**Work task:**
Your response should consist of the lines below, printed exactly.

**Source information:**
══════════
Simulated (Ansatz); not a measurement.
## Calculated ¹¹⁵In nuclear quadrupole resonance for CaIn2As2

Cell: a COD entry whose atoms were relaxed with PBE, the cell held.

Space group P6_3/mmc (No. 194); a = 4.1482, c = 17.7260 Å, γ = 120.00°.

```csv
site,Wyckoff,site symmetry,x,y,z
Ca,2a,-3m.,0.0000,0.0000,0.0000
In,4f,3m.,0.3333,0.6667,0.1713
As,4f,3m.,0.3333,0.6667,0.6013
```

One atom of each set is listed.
══════════

**Your solution:**
Simulated (Ansatz); not a measurement.
## Calculated ¹¹⁵In nuclear quadrupole resonance for CaIn2As2

Cell: a COD entry whose atoms were relaxed with PBE, the cell held.

Space group P6_3/mmc (No. 194); a = 4.1482, c = 17.7260 Å, γ = 120.00°.

```csv
site,Wyckoff,site symmetry,x,y,z
Ca,2a,-3m.,0.0000,0.0000,0.0000
In,4f,3m.,0.3333,0.6667,0.1713
As,4f,3m.,0.3333,0.6667,0.6013
```

One atom of each set is listed.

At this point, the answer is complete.